Data excerpts START

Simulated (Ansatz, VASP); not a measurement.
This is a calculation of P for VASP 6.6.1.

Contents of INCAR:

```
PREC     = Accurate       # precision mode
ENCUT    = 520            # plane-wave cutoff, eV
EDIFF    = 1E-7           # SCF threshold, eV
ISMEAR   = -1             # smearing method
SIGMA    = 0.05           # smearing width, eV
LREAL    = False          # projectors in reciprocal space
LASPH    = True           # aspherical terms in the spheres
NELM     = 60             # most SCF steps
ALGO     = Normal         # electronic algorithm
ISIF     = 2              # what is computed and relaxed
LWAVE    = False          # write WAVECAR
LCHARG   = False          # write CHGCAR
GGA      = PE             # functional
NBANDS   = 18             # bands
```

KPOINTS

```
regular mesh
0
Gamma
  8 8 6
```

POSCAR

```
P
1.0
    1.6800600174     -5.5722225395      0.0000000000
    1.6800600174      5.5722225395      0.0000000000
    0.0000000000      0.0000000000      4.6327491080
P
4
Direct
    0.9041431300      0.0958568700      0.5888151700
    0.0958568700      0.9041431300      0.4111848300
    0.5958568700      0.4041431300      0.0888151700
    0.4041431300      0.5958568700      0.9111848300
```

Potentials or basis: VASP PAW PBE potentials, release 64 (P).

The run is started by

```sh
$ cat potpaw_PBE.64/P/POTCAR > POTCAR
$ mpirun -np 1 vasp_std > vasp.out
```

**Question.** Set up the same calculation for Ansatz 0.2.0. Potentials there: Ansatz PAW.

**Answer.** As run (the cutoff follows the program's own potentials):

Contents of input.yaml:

Data excerpts END

- [Work item]: Set down exactly the lines that begin the records and continue through the line bearing "Potentials or basis: VASP"; include both ends.

- [Task output]:
Simulated (Ansatz, VASP); not a measurement.
This is a calculation of P for VASP 6.6.1.

Contents of INCAR:

```
PREC     = Accurate       # precision mode
ENCUT    = 520            # plane-wave cutoff, eV
EDIFF    = 1E-7           # SCF threshold, eV
ISMEAR   = -1             # smearing method
SIGMA    = 0.05           # smearing width, eV
LREAL    = False          # projectors in reciprocal space
LASPH    = True           # aspherical terms in the spheres
NELM     = 60             # most SCF steps
ALGO     = Normal         # electronic algorithm
ISIF     = 2              # what is computed and relaxed
LWAVE    = False          # write WAVECAR
LCHARG   = False          # write CHGCAR
GGA      = PE             # functional
NBANDS   = 18             # bands
```

KPOINTS

```
regular mesh
0
Gamma
  8 8 6
```

POSCAR

```
P
1.0
    1.6800600174     -5.5722225395      0.0000000000
    1.6800600174      5.5722225395      0.0000000000
    0.0000000000      0.0000000000      4.6327491080
P
4
Direct
    0.9041431300      0.0958568700      0.5888151700
    0.0958568700      0.9041431300      0.4111848300
    0.5958568700      0.4041431300      0.0888151700
    0.4041431300      0.5958568700      0.9111848300
```

Potentials or basis: VASP PAW PBE potentials, release 64 (P).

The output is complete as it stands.